## Extracted data
== Segment start ==
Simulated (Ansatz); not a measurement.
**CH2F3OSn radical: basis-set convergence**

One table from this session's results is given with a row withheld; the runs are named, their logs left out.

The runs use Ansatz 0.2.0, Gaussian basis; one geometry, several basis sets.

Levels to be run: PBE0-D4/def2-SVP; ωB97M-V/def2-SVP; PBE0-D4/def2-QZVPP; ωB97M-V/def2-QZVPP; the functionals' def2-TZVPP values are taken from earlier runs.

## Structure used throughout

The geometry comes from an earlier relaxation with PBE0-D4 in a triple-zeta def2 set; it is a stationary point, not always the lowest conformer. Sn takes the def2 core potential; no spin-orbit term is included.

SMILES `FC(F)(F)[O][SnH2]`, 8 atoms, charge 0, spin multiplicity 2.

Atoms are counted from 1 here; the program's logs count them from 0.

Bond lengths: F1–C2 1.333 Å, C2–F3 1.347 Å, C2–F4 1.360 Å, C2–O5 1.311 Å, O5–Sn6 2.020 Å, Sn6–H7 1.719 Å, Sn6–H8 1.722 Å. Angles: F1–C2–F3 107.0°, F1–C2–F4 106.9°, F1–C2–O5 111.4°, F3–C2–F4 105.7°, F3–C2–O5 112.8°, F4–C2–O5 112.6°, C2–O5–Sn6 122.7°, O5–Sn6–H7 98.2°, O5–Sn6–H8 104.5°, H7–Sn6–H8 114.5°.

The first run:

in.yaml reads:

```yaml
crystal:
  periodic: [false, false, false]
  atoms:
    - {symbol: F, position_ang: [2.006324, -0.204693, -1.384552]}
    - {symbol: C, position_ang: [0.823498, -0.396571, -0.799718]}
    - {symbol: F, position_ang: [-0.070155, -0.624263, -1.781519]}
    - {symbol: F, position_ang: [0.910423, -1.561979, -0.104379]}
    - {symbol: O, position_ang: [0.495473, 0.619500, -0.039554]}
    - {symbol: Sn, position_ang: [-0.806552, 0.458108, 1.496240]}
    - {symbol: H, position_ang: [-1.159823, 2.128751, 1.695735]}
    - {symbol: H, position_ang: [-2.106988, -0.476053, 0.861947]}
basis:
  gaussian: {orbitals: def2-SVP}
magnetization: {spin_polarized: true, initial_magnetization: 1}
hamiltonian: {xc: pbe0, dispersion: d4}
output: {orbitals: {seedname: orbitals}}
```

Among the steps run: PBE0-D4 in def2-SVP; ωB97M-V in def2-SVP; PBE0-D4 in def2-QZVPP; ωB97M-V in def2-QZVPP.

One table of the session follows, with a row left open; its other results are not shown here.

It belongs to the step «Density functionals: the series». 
== Segment end ==

## Work task
In the listing above, find the line holding "Bond lengths: F1–C2" and the line holding "Among the steps", then output those two lines and every line between them exactly.

## Exercise answer
Bond lengths: F1–C2 1.333 Å, C2–F3 1.347 Å, C2–F4 1.360 Å, C2–O5 1.311 Å, O5–Sn6 2.020 Å, Sn6–H7 1.719 Å, Sn6–H8 1.722 Å. Angles: F1–C2–F3 107.0°, F1–C2–F4 106.9°, F1–C2–O5 111.4°, F3–C2–F4 105.7°, F3–C2–O5 112.8°, F4–C2–O5 112.6°, C2–O5–Sn6 122.7°, O5–Sn6–H7 98.2°, O5–Sn6–H8 104.5°, H7–Sn6–H8 114.5°.

The first run:

in.yaml reads:

```yaml
crystal:
  periodic: [false, false, false]
  atoms:
    - {symbol: F, position_ang: [2.006324, -0.204693, -1.384552]}
    - {symbol: C, position_ang: [0.823498, -0.396571, -0.799718]}
    - {symbol: F, position_ang: [-0.070155, -0.624263, -1.781519]}
    - {symbol: F, position_ang: [0.910423, -1.561979, -0.104379]}
    - {symbol: O, position_ang: [0.495473, 0.619500, -0.039554]}
    - {symbol: Sn, position_ang: [-0.806552, 0.458108, 1.496240]}
    - {symbol: H, position_ang: [-1.159823, 2.128751, 1.695735]}
    - {symbol: H, position_ang: [-2.106988, -0.476053, 0.861947]}
basis:
  gaussian: {orbitals: def2-SVP}
magnetization: {spin_polarized: true, initial_magnetization: 1}
hamiltonian: {xc: pbe0, dispersion: d4}
output: {orbitals: {seedname: orbitals}}
```

Among the steps run: PBE0-D4 in def2-SVP; ωB97M-V in def2-SVP; PBE0-D4 in def2-QZVPP; ωB97M-V in def2-QZVPP.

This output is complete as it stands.